==========

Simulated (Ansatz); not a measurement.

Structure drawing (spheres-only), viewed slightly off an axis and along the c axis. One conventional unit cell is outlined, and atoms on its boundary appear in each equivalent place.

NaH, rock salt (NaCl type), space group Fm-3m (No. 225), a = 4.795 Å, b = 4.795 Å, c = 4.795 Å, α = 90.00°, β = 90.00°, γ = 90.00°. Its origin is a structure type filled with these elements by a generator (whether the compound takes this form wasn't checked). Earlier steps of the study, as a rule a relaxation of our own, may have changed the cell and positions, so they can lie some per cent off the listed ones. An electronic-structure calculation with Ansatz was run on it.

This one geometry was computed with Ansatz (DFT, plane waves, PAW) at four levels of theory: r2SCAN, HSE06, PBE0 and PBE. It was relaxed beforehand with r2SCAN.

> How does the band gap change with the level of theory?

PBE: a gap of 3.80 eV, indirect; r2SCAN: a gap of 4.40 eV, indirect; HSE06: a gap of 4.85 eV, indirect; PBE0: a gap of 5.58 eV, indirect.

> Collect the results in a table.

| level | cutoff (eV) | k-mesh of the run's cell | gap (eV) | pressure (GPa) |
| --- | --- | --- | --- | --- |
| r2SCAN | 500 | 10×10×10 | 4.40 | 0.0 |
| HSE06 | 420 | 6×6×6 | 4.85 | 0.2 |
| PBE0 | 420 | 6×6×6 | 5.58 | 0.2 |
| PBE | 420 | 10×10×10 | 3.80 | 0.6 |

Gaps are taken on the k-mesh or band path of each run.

==========

> [Exercise]:
Restate, please, word for word the span of records running from the first line to the line bearing "Structure drawing (spheres-only), viewed", both included, and nothing outside it.

> [Solution]:
Simulated (Ansatz); not a measurement.

Structure drawing (spheres-only), viewed slightly off an axis and along the c axis. One conventional unit cell is outlined, and atoms on its boundary appear in each equivalent place.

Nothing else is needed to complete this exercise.